Brief: Return the entries exactly as they appear.

Source information:
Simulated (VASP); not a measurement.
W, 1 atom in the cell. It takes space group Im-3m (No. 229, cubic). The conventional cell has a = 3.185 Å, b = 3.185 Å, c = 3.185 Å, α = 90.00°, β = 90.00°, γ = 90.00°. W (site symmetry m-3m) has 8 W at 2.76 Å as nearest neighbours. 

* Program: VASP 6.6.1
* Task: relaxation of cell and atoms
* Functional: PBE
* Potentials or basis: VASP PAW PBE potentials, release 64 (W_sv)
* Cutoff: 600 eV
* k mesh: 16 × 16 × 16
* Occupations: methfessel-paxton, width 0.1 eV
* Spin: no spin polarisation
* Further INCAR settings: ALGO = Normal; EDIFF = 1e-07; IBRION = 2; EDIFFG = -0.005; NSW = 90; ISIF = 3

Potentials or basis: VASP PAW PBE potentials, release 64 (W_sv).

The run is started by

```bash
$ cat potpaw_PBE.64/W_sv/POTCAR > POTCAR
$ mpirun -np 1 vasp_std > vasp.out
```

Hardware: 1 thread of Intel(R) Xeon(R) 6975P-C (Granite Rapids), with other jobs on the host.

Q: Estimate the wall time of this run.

Task answer:
Simulated (VASP); not a measurement.
W, 1 atom in the cell. It takes space group Im-3m (No. 229, cubic). The conventional cell has a = 3.185 Å, b = 3.185 Å, c = 3.185 Å, α = 90.00°, β = 90.00°, γ = 90.00°. W (site symmetry m-3m) has 8 W at 2.76 Å as nearest neighbours. 

* Program: VASP 6.6.1
* Task: relaxation of cell and atoms
* Functional: PBE
* Potentials or basis: VASP PAW PBE potentials, release 64 (W_sv)
* Cutoff: 600 eV
* k mesh: 16 × 16 × 16
* Occupations: methfessel-paxton, width 0.1 eV
* Spin: no spin polarisation
* Further INCAR settings: ALGO = Normal; EDIFF = 1e-07; IBRION = 2; EDIFFG = -0.005; NSW = 90; ISIF = 3

Potentials or basis: VASP PAW PBE potentials, release 64 (W_sv).

The run is started by

```bash
$ cat potpaw_PBE.64/W_sv/POTCAR > POTCAR
$ mpirun -np 1 vasp_std > vasp.out
```

Hardware: 1 thread of Intel(R) Xeon(R) 6975P-C (Granite Rapids), with other jobs on the host.

Q: Estimate the wall time of this run.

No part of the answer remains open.